START Study material

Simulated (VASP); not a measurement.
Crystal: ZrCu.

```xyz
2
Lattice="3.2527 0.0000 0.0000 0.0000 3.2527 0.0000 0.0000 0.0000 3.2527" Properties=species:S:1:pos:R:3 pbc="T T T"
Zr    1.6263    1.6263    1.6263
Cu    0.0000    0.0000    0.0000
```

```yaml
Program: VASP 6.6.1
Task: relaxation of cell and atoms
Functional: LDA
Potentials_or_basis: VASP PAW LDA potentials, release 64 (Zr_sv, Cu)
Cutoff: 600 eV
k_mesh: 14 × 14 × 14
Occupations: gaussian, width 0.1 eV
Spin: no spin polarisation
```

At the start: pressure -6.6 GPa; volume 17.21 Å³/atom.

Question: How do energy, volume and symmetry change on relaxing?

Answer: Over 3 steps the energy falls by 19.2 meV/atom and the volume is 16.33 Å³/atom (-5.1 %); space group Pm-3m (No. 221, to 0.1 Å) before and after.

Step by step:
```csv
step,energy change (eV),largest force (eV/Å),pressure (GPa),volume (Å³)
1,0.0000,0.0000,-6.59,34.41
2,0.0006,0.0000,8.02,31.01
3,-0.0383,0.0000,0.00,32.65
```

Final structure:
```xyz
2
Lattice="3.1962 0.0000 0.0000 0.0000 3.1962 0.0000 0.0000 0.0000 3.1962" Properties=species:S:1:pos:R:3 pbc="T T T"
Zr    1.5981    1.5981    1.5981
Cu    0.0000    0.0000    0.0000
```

END Study material

Work item » Beginning with the line holding "Crystal: ZrCu." and ending with the line holding "Question: How do", write out the stretch of material above exactly; add no further lines.

Answer space »
Crystal: ZrCu.

```xyz
2
Lattice="3.2527 0.0000 0.0000 0.0000 3.2527 0.0000 0.0000 0.0000 3.2527" Properties=species:S:1:pos:R:3 pbc="T T T"
Zr    1.6263    1.6263    1.6263
Cu    0.0000    0.0000    0.0000
```

```yaml
Program: VASP 6.6.1
Task: relaxation of cell and atoms
Functional: LDA
Potentials_or_basis: VASP PAW LDA potentials, release 64 (Zr_sv, Cu)
Cutoff: 600 eV
k_mesh: 14 × 14 × 14
Occupations: gaussian, width 0.1 eV
Spin: no spin polarisation
```

At the start: pressure -6.6 GPa; volume 17.21 Å³/atom.

Question: How do energy, volume and symmetry change on relaxing?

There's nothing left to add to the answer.